= = = = = = =

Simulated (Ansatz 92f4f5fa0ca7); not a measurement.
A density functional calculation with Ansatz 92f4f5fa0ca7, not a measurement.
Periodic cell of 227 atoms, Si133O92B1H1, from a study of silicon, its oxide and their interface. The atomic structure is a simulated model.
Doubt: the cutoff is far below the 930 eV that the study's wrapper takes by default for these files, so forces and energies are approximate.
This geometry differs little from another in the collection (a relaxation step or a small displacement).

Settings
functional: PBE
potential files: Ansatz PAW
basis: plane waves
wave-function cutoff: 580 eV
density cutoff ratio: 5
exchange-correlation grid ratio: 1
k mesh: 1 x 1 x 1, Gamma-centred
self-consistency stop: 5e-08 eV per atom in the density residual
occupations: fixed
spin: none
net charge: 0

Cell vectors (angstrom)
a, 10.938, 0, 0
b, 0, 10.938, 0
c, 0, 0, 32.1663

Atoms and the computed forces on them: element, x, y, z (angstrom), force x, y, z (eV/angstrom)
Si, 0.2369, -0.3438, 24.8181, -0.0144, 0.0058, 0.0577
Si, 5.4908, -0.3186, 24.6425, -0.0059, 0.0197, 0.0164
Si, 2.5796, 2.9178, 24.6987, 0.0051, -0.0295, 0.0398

= = = = = = =

■ WORK ORDER
What this exercise calls for is a precise transcription of the material above.

■ EXERCISE RESULT
Simulated (Ansatz 92f4f5fa0ca7); not a measurement.
A density functional calculation with Ansatz 92f4f5fa0ca7, not a measurement.
Periodic cell of 227 atoms, Si133O92B1H1, from a study of silicon, its oxide and their interface. The atomic structure is a simulated model.
Doubt: the cutoff is far below the 930 eV that the study's wrapper takes by default for these files, so forces and energies are approximate.
This geometry differs little from another in the collection (a relaxation step or a small displacement).

Settings
functional: PBE
potential files: Ansatz PAW
basis: plane waves
wave-function cutoff: 580 eV
density cutoff ratio: 5
exchange-correlation grid ratio: 1
k mesh: 1 x 1 x 1, Gamma-centred
self-consistency stop: 5e-08 eV per atom in the density residual
occupations: fixed
spin: none
net charge: 0

Cell vectors (angstrom)
a, 10.938, 0, 0
b, 0, 10.938, 0
c, 0, 0, 32.1663

Atoms and the computed forces on them: element, x, y, z (angstrom), force x, y, z (eV/angstrom)
Si, 0.2369, -0.3438, 24.8181, -0.0144, 0.0058, 0.0577
Si, 5.4908, -0.3186, 24.6425, -0.0059, 0.0197, 0.0164
Si, 2.5796, 2.9178, 24.6987, 0.0051, -0.0295, 0.0398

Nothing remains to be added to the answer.